Required action: Give again the lines of the data from its first line through the line with "Settings shared by". Change nothing.

[Opening Entries supplied section]

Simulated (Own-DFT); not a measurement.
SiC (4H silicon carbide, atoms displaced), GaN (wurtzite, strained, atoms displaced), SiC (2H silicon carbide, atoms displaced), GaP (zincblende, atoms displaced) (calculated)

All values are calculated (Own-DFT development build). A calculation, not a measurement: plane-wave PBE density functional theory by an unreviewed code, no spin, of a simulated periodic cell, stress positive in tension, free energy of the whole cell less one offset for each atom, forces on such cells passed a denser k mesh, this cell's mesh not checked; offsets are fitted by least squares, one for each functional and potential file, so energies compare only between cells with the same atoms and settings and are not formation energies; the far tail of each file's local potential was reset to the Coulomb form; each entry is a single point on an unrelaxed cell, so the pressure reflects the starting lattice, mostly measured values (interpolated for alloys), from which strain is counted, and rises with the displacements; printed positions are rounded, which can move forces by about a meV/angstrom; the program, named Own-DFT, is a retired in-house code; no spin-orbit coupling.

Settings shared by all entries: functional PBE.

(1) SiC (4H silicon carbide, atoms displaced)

[Closing Entries supplied section]

Answer box:
Simulated (Own-DFT); not a measurement.
SiC (4H silicon carbide, atoms displaced), GaN (wurtzite, strained, atoms displaced), SiC (2H silicon carbide, atoms displaced), GaP (zincblende, atoms displaced) (calculated)

All values are calculated (Own-DFT development build). A calculation, not a measurement: plane-wave PBE density functional theory by an unreviewed code, no spin, of a simulated periodic cell, stress positive in tension, free energy of the whole cell less one offset for each atom, forces on such cells passed a denser k mesh, this cell's mesh not checked; offsets are fitted by least squares, one for each functional and potential file, so energies compare only between cells with the same atoms and settings and are not formation energies; the far tail of each file's local potential was reset to the Coulomb form; each entry is a single point on an unrelaxed cell, so the pressure reflects the starting lattice, mostly measured values (interpolated for alloys), from which strain is counted, and rises with the displacements; printed positions are rounded, which can move forces by about a meV/angstrom; the program, named Own-DFT, is a retired in-house code; no spin-orbit coupling.

Settings shared by all entries: functional PBE.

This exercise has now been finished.